*** Begin section ***

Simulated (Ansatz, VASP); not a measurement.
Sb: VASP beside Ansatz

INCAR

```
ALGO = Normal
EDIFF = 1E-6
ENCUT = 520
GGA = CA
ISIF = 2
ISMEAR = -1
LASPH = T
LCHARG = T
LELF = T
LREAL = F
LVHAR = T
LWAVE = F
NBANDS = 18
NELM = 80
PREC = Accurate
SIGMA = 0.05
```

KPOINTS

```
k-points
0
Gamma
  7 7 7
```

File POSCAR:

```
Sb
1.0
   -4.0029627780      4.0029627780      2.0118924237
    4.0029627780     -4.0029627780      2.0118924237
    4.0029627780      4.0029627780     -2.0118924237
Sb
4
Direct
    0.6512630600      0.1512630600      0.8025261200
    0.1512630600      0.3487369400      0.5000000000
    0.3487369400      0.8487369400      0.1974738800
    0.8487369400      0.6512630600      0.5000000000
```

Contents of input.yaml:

*** End section ***

Activity:
Reproduce the material. Keep every word as written.

Exercise answer:
Simulated (Ansatz, VASP); not a measurement.
Sb: VASP beside Ansatz

INCAR

```
ALGO = Normal
EDIFF = 1E-6
ENCUT = 520
GGA = CA
ISIF = 2
ISMEAR = -1
LASPH = T
LCHARG = T
LELF = T
LREAL = F
LVHAR = T
LWAVE = F
NBANDS = 18
NELM = 80
PREC = Accurate
SIGMA = 0.05
```

KPOINTS

```
k-points
0
Gamma
  7 7 7
```

File POSCAR:

```
Sb
1.0
   -4.0029627780      4.0029627780      2.0118924237
    4.0029627780     -4.0029627780      2.0118924237
    4.0029627780      4.0029627780     -2.0118924237
Sb
4
Direct
    0.6512630600      0.1512630600      0.8025261200
    0.1512630600      0.3487369400      0.5000000000
    0.3487369400      0.8487369400      0.1974738800
    0.8487369400      0.6512630600      0.5000000000
```

Contents of input.yaml:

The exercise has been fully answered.